### Required action
Only the lines from the opening of the material through the one containing "The values are" should be reproduced, each exactly as it stands.

### Excerpted records
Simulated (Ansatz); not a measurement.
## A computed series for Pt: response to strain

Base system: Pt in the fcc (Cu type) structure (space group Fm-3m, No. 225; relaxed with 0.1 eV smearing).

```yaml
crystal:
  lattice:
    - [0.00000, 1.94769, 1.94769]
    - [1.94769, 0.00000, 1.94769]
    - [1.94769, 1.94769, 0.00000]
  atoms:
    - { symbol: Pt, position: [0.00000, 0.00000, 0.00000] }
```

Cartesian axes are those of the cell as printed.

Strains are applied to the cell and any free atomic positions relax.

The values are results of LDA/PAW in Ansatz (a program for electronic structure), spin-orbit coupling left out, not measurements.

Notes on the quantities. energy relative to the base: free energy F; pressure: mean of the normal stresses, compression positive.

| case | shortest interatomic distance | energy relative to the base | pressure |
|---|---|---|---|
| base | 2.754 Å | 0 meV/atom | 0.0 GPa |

### Response box
Simulated (Ansatz); not a measurement.
## A computed series for Pt: response to strain

Base system: Pt in the fcc (Cu type) structure (space group Fm-3m, No. 225; relaxed with 0.1 eV smearing).

```yaml
crystal:
  lattice:
    - [0.00000, 1.94769, 1.94769]
    - [1.94769, 0.00000, 1.94769]
    - [1.94769, 1.94769, 0.00000]
  atoms:
    - { symbol: Pt, position: [0.00000, 0.00000, 0.00000] }
```

Cartesian axes are those of the cell as printed.

Strains are applied to the cell and any free atomic positions relax.

The values are results of LDA/PAW in Ansatz (a program for electronic structure), spin-orbit coupling left out, not measurements.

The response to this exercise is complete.